INFORMATION:
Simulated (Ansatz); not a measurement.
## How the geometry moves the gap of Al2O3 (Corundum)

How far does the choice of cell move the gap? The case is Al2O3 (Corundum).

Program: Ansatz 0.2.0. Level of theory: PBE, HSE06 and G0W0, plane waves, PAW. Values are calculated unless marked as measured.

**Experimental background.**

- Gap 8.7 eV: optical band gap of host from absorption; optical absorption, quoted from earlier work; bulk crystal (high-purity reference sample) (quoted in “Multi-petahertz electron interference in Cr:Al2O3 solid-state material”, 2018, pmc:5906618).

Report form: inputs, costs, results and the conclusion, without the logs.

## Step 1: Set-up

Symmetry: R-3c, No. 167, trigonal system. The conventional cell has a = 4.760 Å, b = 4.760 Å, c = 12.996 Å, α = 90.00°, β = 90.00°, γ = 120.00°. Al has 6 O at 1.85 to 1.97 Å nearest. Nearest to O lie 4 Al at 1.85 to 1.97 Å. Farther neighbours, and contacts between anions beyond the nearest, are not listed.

TASK ITEM:
Every entry that appears above should be duplicated exactly.

PROBLEM SOLUTION:
Simulated (Ansatz); not a measurement.
## How the geometry moves the gap of Al2O3 (Corundum)

How far does the choice of cell move the gap? The case is Al2O3 (Corundum).

Program: Ansatz 0.2.0. Level of theory: PBE, HSE06 and G0W0, plane waves, PAW. Values are calculated unless marked as measured.

**Experimental background.**

- Gap 8.7 eV: optical band gap of host from absorption; optical absorption, quoted from earlier work; bulk crystal (high-purity reference sample) (quoted in “Multi-petahertz electron interference in Cr:Al2O3 solid-state material”, 2018, pmc:5906618).

Report form: inputs, costs, results and the conclusion, without the logs.

## Step 1: Set-up

Symmetry: R-3c, No. 167, trigonal system. The conventional cell has a = 4.760 Å, b = 4.760 Å, c = 12.996 Å, α = 90.00°, β = 90.00°, γ = 120.00°. Al has 6 O at 1.85 to 1.97 Å nearest. Nearest to O lie 4 Al at 1.85 to 1.97 Å. Farther neighbours, and contacts between anions beyond the nearest, are not listed.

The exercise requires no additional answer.